▶ [Work task]: Would you repeat the whole listing exactly?

▶ [Available data]:
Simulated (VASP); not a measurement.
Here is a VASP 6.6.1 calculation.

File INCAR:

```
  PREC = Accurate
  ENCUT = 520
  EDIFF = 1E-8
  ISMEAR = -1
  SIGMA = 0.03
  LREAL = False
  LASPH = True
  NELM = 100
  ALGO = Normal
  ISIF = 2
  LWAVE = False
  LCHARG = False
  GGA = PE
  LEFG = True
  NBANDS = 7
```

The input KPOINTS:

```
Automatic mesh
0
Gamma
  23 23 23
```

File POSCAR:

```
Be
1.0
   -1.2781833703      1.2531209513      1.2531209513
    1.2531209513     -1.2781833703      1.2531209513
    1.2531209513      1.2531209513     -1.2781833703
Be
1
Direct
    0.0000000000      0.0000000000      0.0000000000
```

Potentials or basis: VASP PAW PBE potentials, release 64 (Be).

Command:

▶ [Reply]:
Simulated (VASP); not a measurement.
Here is a VASP 6.6.1 calculation.

File INCAR:

```
  PREC = Accurate
  ENCUT = 520
  EDIFF = 1E-8
  ISMEAR = -1
  SIGMA = 0.03
  LREAL = False
  LASPH = True
  NELM = 100
  ALGO = Normal
  ISIF = 2
  LWAVE = False
  LCHARG = False
  GGA = PE
  LEFG = True
  NBANDS = 7
```

The input KPOINTS:

```
Automatic mesh
0
Gamma
  23 23 23
```

File POSCAR:

```
Be
1.0
   -1.2781833703      1.2531209513      1.2531209513
    1.2531209513     -1.2781833703      1.2531209513
    1.2531209513      1.2531209513     -1.2781833703
Be
1
Direct
    0.0000000000      0.0000000000      0.0000000000
```

Potentials or basis: VASP PAW PBE potentials, release 64 (Be).

Command:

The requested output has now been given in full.